▶ _Raw data_:
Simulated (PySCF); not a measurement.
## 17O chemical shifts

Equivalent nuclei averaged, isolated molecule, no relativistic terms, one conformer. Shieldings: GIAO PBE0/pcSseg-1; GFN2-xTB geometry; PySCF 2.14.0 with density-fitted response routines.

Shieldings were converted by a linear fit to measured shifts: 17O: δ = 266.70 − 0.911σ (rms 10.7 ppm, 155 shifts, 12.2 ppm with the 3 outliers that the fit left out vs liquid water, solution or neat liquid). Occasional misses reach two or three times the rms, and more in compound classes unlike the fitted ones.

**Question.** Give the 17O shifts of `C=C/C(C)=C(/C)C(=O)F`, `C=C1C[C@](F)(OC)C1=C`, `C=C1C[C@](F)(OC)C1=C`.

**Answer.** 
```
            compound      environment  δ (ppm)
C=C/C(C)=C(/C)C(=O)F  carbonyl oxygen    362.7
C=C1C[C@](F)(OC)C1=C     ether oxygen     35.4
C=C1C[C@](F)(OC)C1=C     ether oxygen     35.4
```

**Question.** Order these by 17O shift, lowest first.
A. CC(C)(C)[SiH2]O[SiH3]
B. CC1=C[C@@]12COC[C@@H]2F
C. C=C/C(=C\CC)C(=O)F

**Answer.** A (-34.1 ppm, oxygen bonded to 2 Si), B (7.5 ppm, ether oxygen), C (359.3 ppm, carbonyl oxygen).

▶ _Work request_:
Starting at the first line of the records above, please copy every line exactly through the line containing "Equivalent nuclei averaged, isolated", and stop there.

▶ _Task output_:
Simulated (PySCF); not a measurement.
## 17O chemical shifts

Equivalent nuclei averaged, isolated molecule, no relativistic terms, one conformer. Shieldings: GIAO PBE0/pcSseg-1; GFN2-xTB geometry; PySCF 2.14.0 with density-fitted response routines.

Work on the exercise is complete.